==========

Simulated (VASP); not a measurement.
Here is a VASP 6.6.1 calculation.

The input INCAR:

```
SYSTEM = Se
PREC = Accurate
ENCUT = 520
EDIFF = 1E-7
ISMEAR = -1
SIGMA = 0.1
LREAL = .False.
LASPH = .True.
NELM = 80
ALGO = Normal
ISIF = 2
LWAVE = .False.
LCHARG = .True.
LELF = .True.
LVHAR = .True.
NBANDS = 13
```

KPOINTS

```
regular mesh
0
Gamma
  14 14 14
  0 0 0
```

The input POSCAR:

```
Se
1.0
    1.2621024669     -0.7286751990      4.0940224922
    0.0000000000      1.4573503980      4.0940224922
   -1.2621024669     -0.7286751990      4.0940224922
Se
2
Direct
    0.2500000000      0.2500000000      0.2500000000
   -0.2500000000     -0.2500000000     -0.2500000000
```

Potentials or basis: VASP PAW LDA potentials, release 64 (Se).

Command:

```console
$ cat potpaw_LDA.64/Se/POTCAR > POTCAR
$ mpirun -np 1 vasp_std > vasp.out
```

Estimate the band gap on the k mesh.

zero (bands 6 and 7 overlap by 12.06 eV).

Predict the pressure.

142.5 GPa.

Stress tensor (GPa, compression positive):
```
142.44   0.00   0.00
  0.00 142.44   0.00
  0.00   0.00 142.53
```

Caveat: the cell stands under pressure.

==========

Retype the entries exactly from the first line, stopping after the line with "Estimate the band gap on the k mesh.".

§ **WRITTEN REPLY**
Simulated (VASP); not a measurement.
Here is a VASP 6.6.1 calculation.

The input INCAR:

```
SYSTEM = Se
PREC = Accurate
ENCUT = 520
EDIFF = 1E-7
ISMEAR = -1
SIGMA = 0.1
LREAL = .False.
LASPH = .True.
NELM = 80
ALGO = Normal
ISIF = 2
LWAVE = .False.
LCHARG = .True.
LELF = .True.
LVHAR = .True.
NBANDS = 13
```

KPOINTS

```
regular mesh
0
Gamma
  14 14 14
  0 0 0
```

The input POSCAR:

```
Se
1.0
    1.2621024669     -0.7286751990      4.0940224922
    0.0000000000      1.4573503980      4.0940224922
   -1.2621024669     -0.7286751990      4.0940224922
Se
2
Direct
    0.2500000000      0.2500000000      0.2500000000
   -0.2500000000     -0.2500000000     -0.2500000000
```

Potentials or basis: VASP PAW LDA potentials, release 64 (Se).

Command:

```console
$ cat potpaw_LDA.64/Se/POTCAR > POTCAR
$ mpirun -np 1 vasp_std > vasp.out
```

Estimate the band gap on the k mesh.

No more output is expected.